*** Opening Provided data ***

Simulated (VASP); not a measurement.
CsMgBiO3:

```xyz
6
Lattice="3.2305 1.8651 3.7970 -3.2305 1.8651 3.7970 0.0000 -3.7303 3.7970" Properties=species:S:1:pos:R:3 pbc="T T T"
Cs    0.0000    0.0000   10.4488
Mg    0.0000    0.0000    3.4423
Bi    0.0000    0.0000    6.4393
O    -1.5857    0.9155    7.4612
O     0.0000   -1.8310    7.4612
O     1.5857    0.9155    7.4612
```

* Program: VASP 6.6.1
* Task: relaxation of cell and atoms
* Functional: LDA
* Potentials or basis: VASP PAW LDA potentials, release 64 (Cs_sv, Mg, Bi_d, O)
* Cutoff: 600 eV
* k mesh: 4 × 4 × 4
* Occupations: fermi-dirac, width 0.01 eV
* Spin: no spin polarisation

*** Closing Provided data ***

Work order |
Please retype the whole of the material above exactly.

Written solution |
Simulated (VASP); not a measurement.
CsMgBiO3:

```xyz
6
Lattice="3.2305 1.8651 3.7970 -3.2305 1.8651 3.7970 0.0000 -3.7303 3.7970" Properties=species:S:1:pos:R:3 pbc="T T T"
Cs    0.0000    0.0000   10.4488
Mg    0.0000    0.0000    3.4423
Bi    0.0000    0.0000    6.4393
O    -1.5857    0.9155    7.4612
O     0.0000   -1.8310    7.4612
O     1.5857    0.9155    7.4612
```

* Program: VASP 6.6.1
* Task: relaxation of cell and atoms
* Functional: LDA
* Potentials or basis: VASP PAW LDA potentials, release 64 (Cs_sv, Mg, Bi_d, O)
* Cutoff: 600 eV
* k mesh: 4 × 4 × 4
* Occupations: fermi-dirac, width 0.01 eV
* Spin: no spin polarisation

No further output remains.